### Data excerpts
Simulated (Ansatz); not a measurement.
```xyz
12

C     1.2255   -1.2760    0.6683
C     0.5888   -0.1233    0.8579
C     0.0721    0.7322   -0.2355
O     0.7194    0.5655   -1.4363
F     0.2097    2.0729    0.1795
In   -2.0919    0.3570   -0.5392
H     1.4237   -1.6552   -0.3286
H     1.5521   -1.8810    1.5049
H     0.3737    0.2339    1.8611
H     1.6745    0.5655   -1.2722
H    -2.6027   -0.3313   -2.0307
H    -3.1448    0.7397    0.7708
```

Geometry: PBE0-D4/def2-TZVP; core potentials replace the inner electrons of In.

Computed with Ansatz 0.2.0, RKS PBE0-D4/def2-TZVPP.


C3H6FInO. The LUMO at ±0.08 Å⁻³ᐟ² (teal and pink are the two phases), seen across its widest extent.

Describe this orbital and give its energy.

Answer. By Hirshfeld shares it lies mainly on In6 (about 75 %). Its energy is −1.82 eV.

### Exercise
The first line of the entries above marks where to begin; repeat each line exactly through the one that contains "Describe this orbital and give its energy.", and include that line.

### Task solution
Simulated (Ansatz); not a measurement.
```xyz
12

C     1.2255   -1.2760    0.6683
C     0.5888   -0.1233    0.8579
C     0.0721    0.7322   -0.2355
O     0.7194    0.5655   -1.4363
F     0.2097    2.0729    0.1795
In   -2.0919    0.3570   -0.5392
H     1.4237   -1.6552   -0.3286
H     1.5521   -1.8810    1.5049
H     0.3737    0.2339    1.8611
H     1.6745    0.5655   -1.2722
H    -2.6027   -0.3313   -2.0307
H    -3.1448    0.7397    0.7708
```

Geometry: PBE0-D4/def2-TZVP; core potentials replace the inner electrons of In.

Computed with Ansatz 0.2.0, RKS PBE0-D4/def2-TZVPP.


C3H6FInO. The LUMO at ±0.08 Å⁻³ᐟ² (teal and pink are the two phases), seen across its widest extent.

Describe this orbital and give its energy.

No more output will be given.